[Records provided Boundary: Start]

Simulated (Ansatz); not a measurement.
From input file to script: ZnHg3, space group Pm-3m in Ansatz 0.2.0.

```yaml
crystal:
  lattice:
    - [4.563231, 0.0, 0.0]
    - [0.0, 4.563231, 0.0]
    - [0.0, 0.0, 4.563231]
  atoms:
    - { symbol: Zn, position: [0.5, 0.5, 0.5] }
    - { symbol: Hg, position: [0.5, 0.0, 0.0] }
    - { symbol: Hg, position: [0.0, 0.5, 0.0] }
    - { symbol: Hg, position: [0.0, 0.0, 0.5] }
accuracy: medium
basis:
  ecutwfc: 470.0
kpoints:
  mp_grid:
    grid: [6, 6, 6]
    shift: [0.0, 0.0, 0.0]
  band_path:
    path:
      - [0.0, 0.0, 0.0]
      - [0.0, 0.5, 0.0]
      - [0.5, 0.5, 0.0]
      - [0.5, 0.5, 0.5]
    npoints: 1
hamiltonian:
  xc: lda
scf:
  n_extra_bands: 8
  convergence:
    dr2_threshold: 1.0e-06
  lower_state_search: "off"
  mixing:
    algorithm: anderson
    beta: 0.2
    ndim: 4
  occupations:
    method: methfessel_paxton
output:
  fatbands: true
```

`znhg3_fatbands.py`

[Records provided Boundary: End]

#### Activity:
Your reply should match the data above exactly, line for line.

#### Worked solution:
Simulated (Ansatz); not a measurement.
From input file to script: ZnHg3, space group Pm-3m in Ansatz 0.2.0.

```yaml
crystal:
  lattice:
    - [4.563231, 0.0, 0.0]
    - [0.0, 4.563231, 0.0]
    - [0.0, 0.0, 4.563231]
  atoms:
    - { symbol: Zn, position: [0.5, 0.5, 0.5] }
    - { symbol: Hg, position: [0.5, 0.0, 0.0] }
    - { symbol: Hg, position: [0.0, 0.5, 0.0] }
    - { symbol: Hg, position: [0.0, 0.0, 0.5] }
accuracy: medium
basis:
  ecutwfc: 470.0
kpoints:
  mp_grid:
    grid: [6, 6, 6]
    shift: [0.0, 0.0, 0.0]
  band_path:
    path:
      - [0.0, 0.0, 0.0]
      - [0.0, 0.5, 0.0]
      - [0.5, 0.5, 0.0]
      - [0.5, 0.5, 0.5]
    npoints: 1
hamiltonian:
  xc: lda
scf:
  n_extra_bands: 8
  convergence:
    dr2_threshold: 1.0e-06
  lower_state_search: "off"
  mixing:
    algorithm: anderson
    beta: 0.2
    ndim: 4
  occupations:
    method: methfessel_paxton
output:
  fatbands: true
```

`znhg3_fatbands.py`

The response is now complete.